> **DATA UNDER STUDY**:
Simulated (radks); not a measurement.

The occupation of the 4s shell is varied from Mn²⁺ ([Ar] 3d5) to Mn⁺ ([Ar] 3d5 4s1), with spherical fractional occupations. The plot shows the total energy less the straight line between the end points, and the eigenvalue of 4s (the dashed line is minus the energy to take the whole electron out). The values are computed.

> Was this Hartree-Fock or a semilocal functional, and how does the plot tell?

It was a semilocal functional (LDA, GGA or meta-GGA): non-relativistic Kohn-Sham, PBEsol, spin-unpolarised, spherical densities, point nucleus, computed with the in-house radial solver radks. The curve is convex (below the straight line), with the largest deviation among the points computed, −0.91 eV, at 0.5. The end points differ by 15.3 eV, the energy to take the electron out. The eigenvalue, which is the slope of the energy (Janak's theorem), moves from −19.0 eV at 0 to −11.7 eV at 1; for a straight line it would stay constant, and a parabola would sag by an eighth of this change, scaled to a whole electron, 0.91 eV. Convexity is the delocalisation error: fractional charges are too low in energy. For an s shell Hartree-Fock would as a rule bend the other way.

> **EXERCISE**:
Set down exactly the lines above that run from the start of the listing to the line with "the plot tell?". Leave out every later line.

> **SOLUTION**:
Simulated (radks); not a measurement.

The occupation of the 4s shell is varied from Mn²⁺ ([Ar] 3d5) to Mn⁺ ([Ar] 3d5 4s1), with spherical fractional occupations. The plot shows the total energy less the straight line between the end points, and the eigenvalue of 4s (the dashed line is minus the energy to take the whole electron out). The values are computed.

> Was this Hartree-Fock or a semilocal functional, and how does the plot tell?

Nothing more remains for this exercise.